*** Begin section ***

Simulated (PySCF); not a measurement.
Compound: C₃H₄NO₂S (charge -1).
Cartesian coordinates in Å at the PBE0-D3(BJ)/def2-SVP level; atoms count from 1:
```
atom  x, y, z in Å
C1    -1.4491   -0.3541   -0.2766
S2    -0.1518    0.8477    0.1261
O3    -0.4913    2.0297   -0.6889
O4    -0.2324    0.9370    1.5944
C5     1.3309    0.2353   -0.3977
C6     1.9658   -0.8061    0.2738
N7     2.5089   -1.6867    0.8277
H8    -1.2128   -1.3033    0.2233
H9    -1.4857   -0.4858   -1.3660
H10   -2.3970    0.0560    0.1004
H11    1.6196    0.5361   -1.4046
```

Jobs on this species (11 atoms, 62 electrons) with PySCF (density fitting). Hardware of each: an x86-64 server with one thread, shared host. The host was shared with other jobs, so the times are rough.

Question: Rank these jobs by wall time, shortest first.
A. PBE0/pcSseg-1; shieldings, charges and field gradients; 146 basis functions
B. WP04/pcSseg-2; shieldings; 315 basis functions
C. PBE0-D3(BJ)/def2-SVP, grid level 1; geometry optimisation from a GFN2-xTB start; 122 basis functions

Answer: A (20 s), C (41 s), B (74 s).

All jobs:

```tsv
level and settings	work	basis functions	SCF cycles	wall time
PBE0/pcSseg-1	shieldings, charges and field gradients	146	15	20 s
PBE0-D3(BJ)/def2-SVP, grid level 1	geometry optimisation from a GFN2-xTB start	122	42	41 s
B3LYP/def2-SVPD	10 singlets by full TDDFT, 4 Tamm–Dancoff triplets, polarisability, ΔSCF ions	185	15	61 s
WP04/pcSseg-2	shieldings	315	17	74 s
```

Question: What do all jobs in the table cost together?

*** End section ***

- **WORK REQUEST**
From the listing above, output exactly the run of lines that starts with the line containing "A. PBE0/pcSseg-1; shieldings, charges" and ends with the line containing "Answer: A (20 s), C (41 s), B (74 s).".

- **EXERCISE RESULT**
A. PBE0/pcSseg-1; shieldings, charges and field gradients; 146 basis functions
B. WP04/pcSseg-2; shieldings; 315 basis functions
C. PBE0-D3(BJ)/def2-SVP, grid level 1; geometry optimisation from a GFN2-xTB start; 122 basis functions

Answer: A (20 s), C (41 s), B (74 s).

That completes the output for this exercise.